Exactly as written, output each record given below.

**Given records:**
+ + + + +

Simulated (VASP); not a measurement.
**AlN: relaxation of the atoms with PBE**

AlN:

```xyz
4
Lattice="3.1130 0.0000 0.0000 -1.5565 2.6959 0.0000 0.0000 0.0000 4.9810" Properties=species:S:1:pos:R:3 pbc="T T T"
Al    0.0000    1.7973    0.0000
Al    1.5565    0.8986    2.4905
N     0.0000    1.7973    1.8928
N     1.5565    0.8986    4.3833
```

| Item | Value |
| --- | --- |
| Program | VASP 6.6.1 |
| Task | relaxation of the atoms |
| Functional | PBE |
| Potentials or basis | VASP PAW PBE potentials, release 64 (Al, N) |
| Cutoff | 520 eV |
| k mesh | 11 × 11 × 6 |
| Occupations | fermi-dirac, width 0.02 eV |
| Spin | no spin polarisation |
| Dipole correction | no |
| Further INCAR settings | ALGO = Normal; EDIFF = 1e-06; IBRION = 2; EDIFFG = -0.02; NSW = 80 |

+ + + + +

**Written response:**
Simulated (VASP); not a measurement.
**AlN: relaxation of the atoms with PBE**

AlN:

```xyz
4
Lattice="3.1130 0.0000 0.0000 -1.5565 2.6959 0.0000 0.0000 0.0000 4.9810" Properties=species:S:1:pos:R:3 pbc="T T T"
Al    0.0000    1.7973    0.0000
Al    1.5565    0.8986    2.4905
N     0.0000    1.7973    1.8928
N     1.5565    0.8986    4.3833
```

| Item | Value |
| --- | --- |
| Program | VASP 6.6.1 |
| Task | relaxation of the atoms |
| Functional | PBE |
| Potentials or basis | VASP PAW PBE potentials, release 64 (Al, N) |
| Cutoff | 520 eV |
| k mesh | 11 × 11 × 6 |
| Occupations | fermi-dirac, width 0.02 eV |
| Spin | no spin polarisation |
| Dipole correction | no |
| Further INCAR settings | ALGO = Normal; EDIFF = 1e-06; IBRION = 2; EDIFFG = -0.02; NSW = 80 |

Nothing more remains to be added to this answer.